Please repeat the records below exactly, from the first line through the line containing "- mean potential", and nothing more.

(Information shown begins)

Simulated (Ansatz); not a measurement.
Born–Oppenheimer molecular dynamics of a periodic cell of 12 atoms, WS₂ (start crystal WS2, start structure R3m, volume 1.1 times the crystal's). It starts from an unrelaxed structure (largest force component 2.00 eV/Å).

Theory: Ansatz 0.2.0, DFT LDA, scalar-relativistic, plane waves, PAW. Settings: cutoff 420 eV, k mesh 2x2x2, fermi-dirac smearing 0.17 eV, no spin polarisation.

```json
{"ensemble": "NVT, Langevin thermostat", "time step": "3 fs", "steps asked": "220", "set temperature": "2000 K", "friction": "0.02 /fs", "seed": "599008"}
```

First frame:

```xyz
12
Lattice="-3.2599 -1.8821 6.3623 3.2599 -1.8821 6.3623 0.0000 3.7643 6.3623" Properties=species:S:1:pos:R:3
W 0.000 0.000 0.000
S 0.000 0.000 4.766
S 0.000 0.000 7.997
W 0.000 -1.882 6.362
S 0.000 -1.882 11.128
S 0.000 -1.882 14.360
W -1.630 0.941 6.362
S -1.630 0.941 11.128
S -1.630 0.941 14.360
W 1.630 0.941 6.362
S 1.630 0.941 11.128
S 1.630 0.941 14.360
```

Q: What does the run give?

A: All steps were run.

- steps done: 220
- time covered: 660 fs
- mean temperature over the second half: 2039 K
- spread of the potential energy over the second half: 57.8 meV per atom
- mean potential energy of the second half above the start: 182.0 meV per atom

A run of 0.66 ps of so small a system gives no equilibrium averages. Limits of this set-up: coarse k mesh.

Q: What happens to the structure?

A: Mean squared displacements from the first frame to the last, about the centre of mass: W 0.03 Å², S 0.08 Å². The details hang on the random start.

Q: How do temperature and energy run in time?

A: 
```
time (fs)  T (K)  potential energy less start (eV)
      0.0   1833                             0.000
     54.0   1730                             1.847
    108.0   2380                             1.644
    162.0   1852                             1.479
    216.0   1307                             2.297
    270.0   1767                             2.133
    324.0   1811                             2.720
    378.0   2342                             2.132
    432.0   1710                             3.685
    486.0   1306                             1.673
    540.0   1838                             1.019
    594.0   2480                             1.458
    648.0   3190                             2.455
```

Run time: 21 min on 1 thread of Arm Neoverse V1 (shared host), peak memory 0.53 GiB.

(Information shown ends)

Exercise result —
Simulated (Ansatz); not a measurement.
Born–Oppenheimer molecular dynamics of a periodic cell of 12 atoms, WS₂ (start crystal WS2, start structure R3m, volume 1.1 times the crystal's). It starts from an unrelaxed structure (largest force component 2.00 eV/Å).

Theory: Ansatz 0.2.0, DFT LDA, scalar-relativistic, plane waves, PAW. Settings: cutoff 420 eV, k mesh 2x2x2, fermi-dirac smearing 0.17 eV, no spin polarisation.

```json
{"ensemble": "NVT, Langevin thermostat", "time step": "3 fs", "steps asked": "220", "set temperature": "2000 K", "friction": "0.02 /fs", "seed": "599008"}
```

First frame:

```xyz
12
Lattice="-3.2599 -1.8821 6.3623 3.2599 -1.8821 6.3623 0.0000 3.7643 6.3623" Properties=species:S:1:pos:R:3
W 0.000 0.000 0.000
S 0.000 0.000 4.766
S 0.000 0.000 7.997
W 0.000 -1.882 6.362
S 0.000 -1.882 11.128
S 0.000 -1.882 14.360
W -1.630 0.941 6.362
S -1.630 0.941 11.128
S -1.630 0.941 14.360
W 1.630 0.941 6.362
S 1.630 0.941 11.128
S 1.630 0.941 14.360
```

Q: What does the run give?

A: All steps were run.

- steps done: 220
- time covered: 660 fs
- mean temperature over the second half: 2039 K
- spread of the potential energy over the second half: 57.8 meV per atom
- mean potential energy of the second half above the start: 182.0 meV per atom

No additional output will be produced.